*** Opening Source data ***

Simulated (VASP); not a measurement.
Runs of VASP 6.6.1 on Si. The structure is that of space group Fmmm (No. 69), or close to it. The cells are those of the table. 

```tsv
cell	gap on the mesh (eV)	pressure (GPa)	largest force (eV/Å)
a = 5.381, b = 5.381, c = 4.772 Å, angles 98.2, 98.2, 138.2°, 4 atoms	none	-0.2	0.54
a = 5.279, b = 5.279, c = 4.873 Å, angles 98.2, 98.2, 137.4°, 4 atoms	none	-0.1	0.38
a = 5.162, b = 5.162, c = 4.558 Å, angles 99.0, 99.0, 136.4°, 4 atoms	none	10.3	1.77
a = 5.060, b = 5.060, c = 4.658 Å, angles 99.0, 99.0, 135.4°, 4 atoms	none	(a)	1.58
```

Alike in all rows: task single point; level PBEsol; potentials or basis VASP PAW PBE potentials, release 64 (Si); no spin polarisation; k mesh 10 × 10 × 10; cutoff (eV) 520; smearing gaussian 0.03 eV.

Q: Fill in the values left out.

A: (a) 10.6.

*** Closing Source data ***

__Work item__
Above are the records; print exactly the lines from the line with "Runs of VASP" to the line with "Q: Fill in the values left out.", including both, and nothing else.

__Response__
Runs of VASP 6.6.1 on Si. The structure is that of space group Fmmm (No. 69), or close to it. The cells are those of the table. 

```tsv
cell	gap on the mesh (eV)	pressure (GPa)	largest force (eV/Å)
a = 5.381, b = 5.381, c = 4.772 Å, angles 98.2, 98.2, 138.2°, 4 atoms	none	-0.2	0.54
a = 5.279, b = 5.279, c = 4.873 Å, angles 98.2, 98.2, 137.4°, 4 atoms	none	-0.1	0.38
a = 5.162, b = 5.162, c = 4.558 Å, angles 99.0, 99.0, 136.4°, 4 atoms	none	10.3	1.77
a = 5.060, b = 5.060, c = 4.658 Å, angles 99.0, 99.0, 135.4°, 4 atoms	none	(a)	1.58
```

Alike in all rows: task single point; level PBEsol; potentials or basis VASP PAW PBE potentials, release 64 (Si); no spin polarisation; k mesh 10 × 10 × 10; cutoff (eV) 520; smearing gaussian 0.03 eV.

Q: Fill in the values left out.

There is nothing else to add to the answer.